* [Extracted data]
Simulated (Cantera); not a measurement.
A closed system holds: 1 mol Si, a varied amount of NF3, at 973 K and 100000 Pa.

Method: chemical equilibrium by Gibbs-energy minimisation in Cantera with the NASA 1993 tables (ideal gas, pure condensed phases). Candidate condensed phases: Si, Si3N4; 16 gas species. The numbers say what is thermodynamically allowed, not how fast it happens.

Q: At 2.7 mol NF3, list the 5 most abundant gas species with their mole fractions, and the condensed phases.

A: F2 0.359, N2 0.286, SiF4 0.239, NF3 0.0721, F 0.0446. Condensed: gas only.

* [Work order] Your task is to reproduce the records in full, without any alteration.

* [Answer area]
Simulated (Cantera); not a measurement.
A closed system holds: 1 mol Si, a varied amount of NF3, at 973 K and 100000 Pa.

Method: chemical equilibrium by Gibbs-energy minimisation in Cantera with the NASA 1993 tables (ideal gas, pure condensed phases). Candidate condensed phases: Si, Si3N4; 16 gas species. The numbers say what is thermodynamically allowed, not how fast it happens.

Q: At 2.7 mol NF3, list the 5 most abundant gas species with their mole fractions, and the condensed phases.

A: F2 0.359, N2 0.286, SiF4 0.239, NF3 0.0721, F 0.0446. Condensed: gas only.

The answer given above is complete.